• **Data for review**
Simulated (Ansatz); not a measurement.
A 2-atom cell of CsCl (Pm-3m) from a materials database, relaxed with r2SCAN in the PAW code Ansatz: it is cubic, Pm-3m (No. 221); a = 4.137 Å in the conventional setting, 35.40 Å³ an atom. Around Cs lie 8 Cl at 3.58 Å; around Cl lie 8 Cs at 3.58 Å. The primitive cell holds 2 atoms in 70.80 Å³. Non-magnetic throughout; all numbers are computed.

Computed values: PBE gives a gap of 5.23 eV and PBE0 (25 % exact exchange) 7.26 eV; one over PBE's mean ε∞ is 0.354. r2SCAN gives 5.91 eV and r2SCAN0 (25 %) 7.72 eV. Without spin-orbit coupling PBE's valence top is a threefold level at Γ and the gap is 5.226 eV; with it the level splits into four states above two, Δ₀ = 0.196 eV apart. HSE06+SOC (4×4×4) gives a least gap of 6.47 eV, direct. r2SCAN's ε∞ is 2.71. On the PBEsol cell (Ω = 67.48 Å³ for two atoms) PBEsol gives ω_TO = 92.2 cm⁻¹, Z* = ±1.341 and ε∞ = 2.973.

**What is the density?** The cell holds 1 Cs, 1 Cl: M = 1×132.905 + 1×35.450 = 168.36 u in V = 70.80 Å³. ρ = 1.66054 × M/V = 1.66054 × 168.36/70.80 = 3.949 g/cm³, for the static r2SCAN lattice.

• **Exercise**
Your task is to transcribe the listing in full, so that each line reads exactly as before.

• **Answer box**
Simulated (Ansatz); not a measurement.
A 2-atom cell of CsCl (Pm-3m) from a materials database, relaxed with r2SCAN in the PAW code Ansatz: it is cubic, Pm-3m (No. 221); a = 4.137 Å in the conventional setting, 35.40 Å³ an atom. Around Cs lie 8 Cl at 3.58 Å; around Cl lie 8 Cs at 3.58 Å. The primitive cell holds 2 atoms in 70.80 Å³. Non-magnetic throughout; all numbers are computed.

Computed values: PBE gives a gap of 5.23 eV and PBE0 (25 % exact exchange) 7.26 eV; one over PBE's mean ε∞ is 0.354. r2SCAN gives 5.91 eV and r2SCAN0 (25 %) 7.72 eV. Without spin-orbit coupling PBE's valence top is a threefold level at Γ and the gap is 5.226 eV; with it the level splits into four states above two, Δ₀ = 0.196 eV apart. HSE06+SOC (4×4×4) gives a least gap of 6.47 eV, direct. r2SCAN's ε∞ is 2.71. On the PBEsol cell (Ω = 67.48 Å³ for two atoms) PBEsol gives ω_TO = 92.2 cm⁻¹, Z* = ±1.341 and ε∞ = 2.973.

**What is the density?** The cell holds 1 Cs, 1 Cl: M = 1×132.905 + 1×35.450 = 168.36 u in V = 70.80 Å³. ρ = 1.66054 × M/V = 1.66054 × 168.36/70.80 = 3.949 g/cm³, for the static r2SCAN lattice.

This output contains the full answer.